ACTIVITY:
Each record below should be written out again exactly.

ENTRIES SUPPLIED:
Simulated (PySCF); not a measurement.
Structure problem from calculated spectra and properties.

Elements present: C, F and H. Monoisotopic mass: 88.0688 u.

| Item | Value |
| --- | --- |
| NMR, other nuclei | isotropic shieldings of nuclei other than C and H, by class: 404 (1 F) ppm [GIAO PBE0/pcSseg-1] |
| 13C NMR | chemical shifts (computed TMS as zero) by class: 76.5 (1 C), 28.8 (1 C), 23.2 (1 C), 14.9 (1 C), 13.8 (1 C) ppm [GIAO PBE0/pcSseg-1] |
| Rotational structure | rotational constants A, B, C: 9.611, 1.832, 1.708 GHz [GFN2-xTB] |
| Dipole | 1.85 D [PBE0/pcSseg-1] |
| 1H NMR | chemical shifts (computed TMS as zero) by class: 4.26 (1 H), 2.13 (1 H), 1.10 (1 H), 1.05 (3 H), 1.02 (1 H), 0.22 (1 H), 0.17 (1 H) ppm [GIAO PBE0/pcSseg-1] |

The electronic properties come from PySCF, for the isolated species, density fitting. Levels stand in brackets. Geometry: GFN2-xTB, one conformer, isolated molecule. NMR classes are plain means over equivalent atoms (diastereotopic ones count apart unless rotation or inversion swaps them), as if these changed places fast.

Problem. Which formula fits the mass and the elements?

WRITTEN RESPONSE:
Simulated (PySCF); not a measurement.
Structure problem from calculated spectra and properties.

Elements present: C, F and H. Monoisotopic mass: 88.0688 u.

| Item | Value |
| --- | --- |
| NMR, other nuclei | isotropic shieldings of nuclei other than C and H, by class: 404 (1 F) ppm [GIAO PBE0/pcSseg-1] |
| 13C NMR | chemical shifts (computed TMS as zero) by class: 76.5 (1 C), 28.8 (1 C), 23.2 (1 C), 14.9 (1 C), 13.8 (1 C) ppm [GIAO PBE0/pcSseg-1] |
| Rotational structure | rotational constants A, B, C: 9.611, 1.832, 1.708 GHz [GFN2-xTB] |
| Dipole | 1.85 D [PBE0/pcSseg-1] |
| 1H NMR | chemical shifts (computed TMS as zero) by class: 4.26 (1 H), 2.13 (1 H), 1.10 (1 H), 1.05 (3 H), 1.02 (1 H), 0.22 (1 H), 0.17 (1 H) ppm [GIAO PBE0/pcSseg-1] |

The electronic properties come from PySCF, for the isolated species, density fitting. Levels stand in brackets. Geometry: GFN2-xTB, one conformer, isolated molecule. NMR classes are plain means over equivalent atoms (diastereotopic ones count apart unless rotation or inversion swaps them), as if these changed places fast.

Problem. Which formula fits the mass and the elements?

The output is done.